▼
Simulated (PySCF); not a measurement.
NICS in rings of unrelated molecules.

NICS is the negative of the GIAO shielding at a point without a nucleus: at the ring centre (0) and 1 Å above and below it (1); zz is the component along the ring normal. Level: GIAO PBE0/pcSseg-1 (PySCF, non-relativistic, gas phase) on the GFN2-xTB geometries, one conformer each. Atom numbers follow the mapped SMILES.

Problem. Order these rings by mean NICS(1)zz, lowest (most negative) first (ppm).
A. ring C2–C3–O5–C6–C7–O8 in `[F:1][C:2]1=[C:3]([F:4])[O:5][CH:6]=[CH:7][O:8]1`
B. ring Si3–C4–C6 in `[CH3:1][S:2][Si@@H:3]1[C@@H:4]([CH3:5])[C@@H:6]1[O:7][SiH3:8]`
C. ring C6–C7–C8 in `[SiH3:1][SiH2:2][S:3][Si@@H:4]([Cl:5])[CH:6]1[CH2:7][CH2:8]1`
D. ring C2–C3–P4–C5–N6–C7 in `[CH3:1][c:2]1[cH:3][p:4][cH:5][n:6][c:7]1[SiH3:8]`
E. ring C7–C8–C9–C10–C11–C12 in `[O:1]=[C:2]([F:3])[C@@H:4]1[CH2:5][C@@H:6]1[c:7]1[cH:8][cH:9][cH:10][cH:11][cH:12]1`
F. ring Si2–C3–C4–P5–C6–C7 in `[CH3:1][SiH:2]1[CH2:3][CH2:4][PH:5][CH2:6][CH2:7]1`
▲

[Work request]
I would like you to output every record exactly as written.

[Written solution]
Simulated (PySCF); not a measurement.
NICS in rings of unrelated molecules.

NICS is the negative of the GIAO shielding at a point without a nucleus: at the ring centre (0) and 1 Å above and below it (1); zz is the component along the ring normal. Level: GIAO PBE0/pcSseg-1 (PySCF, non-relativistic, gas phase) on the GFN2-xTB geometries, one conformer each. Atom numbers follow the mapped SMILES.

Problem. Order these rings by mean NICS(1)zz, lowest (most negative) first (ppm).
A. ring C2–C3–O5–C6–C7–O8 in `[F:1][C:2]1=[C:3]([F:4])[O:5][CH:6]=[CH:7][O:8]1`
B. ring Si3–C4–C6 in `[CH3:1][S:2][Si@@H:3]1[C@@H:4]([CH3:5])[C@@H:6]1[O:7][SiH3:8]`
C. ring C6–C7–C8 in `[SiH3:1][SiH2:2][S:3][Si@@H:4]([Cl:5])[CH:6]1[CH2:7][CH2:8]1`
D. ring C2–C3–P4–C5–N6–C7 in `[CH3:1][c:2]1[cH:3][p:4][cH:5][n:6][c:7]1[SiH3:8]`
E. ring C7–C8–C9–C10–C11–C12 in `[O:1]=[C:2]([F:3])[C@@H:4]1[CH2:5][C@@H:6]1[c:7]1[cH:8][cH:9][cH:10][cH:11][cH:12]1`
F. ring Si2–C3–C4–P5–C6–C7 in `[CH3:1][SiH:2]1[CH2:3][CH2:4][PH:5][CH2:6][CH2:7]1`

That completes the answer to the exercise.